————
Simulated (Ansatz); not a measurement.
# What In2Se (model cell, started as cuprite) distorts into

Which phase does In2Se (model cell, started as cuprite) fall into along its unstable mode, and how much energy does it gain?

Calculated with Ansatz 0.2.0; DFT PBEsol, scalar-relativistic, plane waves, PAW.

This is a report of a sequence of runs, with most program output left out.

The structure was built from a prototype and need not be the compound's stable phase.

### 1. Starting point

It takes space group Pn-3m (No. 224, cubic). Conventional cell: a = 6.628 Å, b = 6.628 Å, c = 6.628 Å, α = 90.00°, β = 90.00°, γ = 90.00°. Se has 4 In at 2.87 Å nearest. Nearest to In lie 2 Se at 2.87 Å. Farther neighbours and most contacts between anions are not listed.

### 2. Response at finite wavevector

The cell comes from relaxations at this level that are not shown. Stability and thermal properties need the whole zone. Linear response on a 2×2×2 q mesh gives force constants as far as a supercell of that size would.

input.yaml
————

Work instruction:
The lines to extract from the data above begin with the line containing "### 1. Starting point" and end with the line containing "The cell comes". Extract them exactly, including both.

Exercise answer:
### 1. Starting point

It takes space group Pn-3m (No. 224, cubic). Conventional cell: a = 6.628 Å, b = 6.628 Å, c = 6.628 Å, α = 90.00°, β = 90.00°, γ = 90.00°. Se has 4 In at 2.87 Å nearest. Nearest to In lie 2 Se at 2.87 Å. Farther neighbours and most contacts between anions are not listed.

### 2. Response at finite wavevector

The cell comes from relaxations at this level that are not shown. Stability and thermal properties need the whole zone. Linear response on a 2×2×2 q mesh gives force constants as far as a supercell of that size would.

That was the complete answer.